*** Block opens ***

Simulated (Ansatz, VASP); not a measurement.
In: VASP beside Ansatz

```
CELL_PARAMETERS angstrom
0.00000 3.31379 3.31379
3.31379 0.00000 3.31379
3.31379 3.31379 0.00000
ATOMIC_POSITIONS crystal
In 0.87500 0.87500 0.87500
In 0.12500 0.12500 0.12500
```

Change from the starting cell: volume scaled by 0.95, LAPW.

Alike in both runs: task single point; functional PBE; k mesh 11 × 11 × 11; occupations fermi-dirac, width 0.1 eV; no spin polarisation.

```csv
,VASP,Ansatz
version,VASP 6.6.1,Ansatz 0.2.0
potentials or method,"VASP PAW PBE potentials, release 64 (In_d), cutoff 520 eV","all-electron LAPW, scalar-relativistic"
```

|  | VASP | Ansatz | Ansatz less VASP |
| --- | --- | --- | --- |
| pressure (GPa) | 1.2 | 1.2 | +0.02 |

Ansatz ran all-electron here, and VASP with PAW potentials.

*** Block closes ***

> _Work order_: Transcribe the entries above word for word, from the first line through the line containing "1.2 | +0.02 |", and nothing else.

> _Exercise response_:
Simulated (Ansatz, VASP); not a measurement.
In: VASP beside Ansatz

```
CELL_PARAMETERS angstrom
0.00000 3.31379 3.31379
3.31379 0.00000 3.31379
3.31379 3.31379 0.00000
ATOMIC_POSITIONS crystal
In 0.87500 0.87500 0.87500
In 0.12500 0.12500 0.12500
```

Change from the starting cell: volume scaled by 0.95, LAPW.

Alike in both runs: task single point; functional PBE; k mesh 11 × 11 × 11; occupations fermi-dirac, width 0.1 eV; no spin polarisation.

```csv
,VASP,Ansatz
version,VASP 6.6.1,Ansatz 0.2.0
potentials or method,"VASP PAW PBE potentials, release 64 (In_d), cutoff 520 eV","all-electron LAPW, scalar-relativistic"
```

|  | VASP | Ansatz | Ansatz less VASP |
| --- | --- | --- | --- |
| pressure (GPa) | 1.2 | 1.2 | +0.02 |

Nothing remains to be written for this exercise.